WORK ITEM: In exact form, please repeat the records from their opening line down to the line with "Si, 5.6213, 2.4721, -6.897, -0.0396, 0.025, 0.2269", including that line.

DATA SHOWN:
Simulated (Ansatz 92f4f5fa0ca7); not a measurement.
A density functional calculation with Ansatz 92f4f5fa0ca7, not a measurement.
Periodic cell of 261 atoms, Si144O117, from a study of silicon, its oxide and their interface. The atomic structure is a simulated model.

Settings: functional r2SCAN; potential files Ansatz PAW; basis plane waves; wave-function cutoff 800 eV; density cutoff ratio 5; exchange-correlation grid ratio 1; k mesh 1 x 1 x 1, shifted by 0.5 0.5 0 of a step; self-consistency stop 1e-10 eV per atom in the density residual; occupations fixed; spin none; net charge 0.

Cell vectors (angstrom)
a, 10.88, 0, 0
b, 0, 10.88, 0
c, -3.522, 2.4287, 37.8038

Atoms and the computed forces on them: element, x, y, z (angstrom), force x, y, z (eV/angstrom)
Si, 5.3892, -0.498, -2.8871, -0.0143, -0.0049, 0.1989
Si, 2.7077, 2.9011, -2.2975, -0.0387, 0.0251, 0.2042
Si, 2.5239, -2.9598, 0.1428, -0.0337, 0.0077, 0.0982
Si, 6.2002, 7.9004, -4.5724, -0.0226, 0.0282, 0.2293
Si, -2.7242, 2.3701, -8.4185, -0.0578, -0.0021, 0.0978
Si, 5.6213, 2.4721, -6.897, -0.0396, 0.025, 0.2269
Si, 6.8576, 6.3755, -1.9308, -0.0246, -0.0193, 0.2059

TASK RESPONSE:
Simulated (Ansatz 92f4f5fa0ca7); not a measurement.
A density functional calculation with Ansatz 92f4f5fa0ca7, not a measurement.
Periodic cell of 261 atoms, Si144O117, from a study of silicon, its oxide and their interface. The atomic structure is a simulated model.

Settings: functional r2SCAN; potential files Ansatz PAW; basis plane waves; wave-function cutoff 800 eV; density cutoff ratio 5; exchange-correlation grid ratio 1; k mesh 1 x 1 x 1, shifted by 0.5 0.5 0 of a step; self-consistency stop 1e-10 eV per atom in the density residual; occupations fixed; spin none; net charge 0.

Cell vectors (angstrom)
a, 10.88, 0, 0
b, 0, 10.88, 0
c, -3.522, 2.4287, 37.8038

Atoms and the computed forces on them: element, x, y, z (angstrom), force x, y, z (eV/angstrom)
Si, 5.3892, -0.498, -2.8871, -0.0143, -0.0049, 0.1989
Si, 2.7077, 2.9011, -2.2975, -0.0387, 0.0251, 0.2042
Si, 2.5239, -2.9598, 0.1428, -0.0337, 0.0077, 0.0982
Si, 6.2002, 7.9004, -4.5724, -0.0226, 0.0282, 0.2293
Si, -2.7242, 2.3701, -8.4185, -0.0578, -0.0021, 0.0978
Si, 5.6213, 2.4721, -6.897, -0.0396, 0.025, 0.2269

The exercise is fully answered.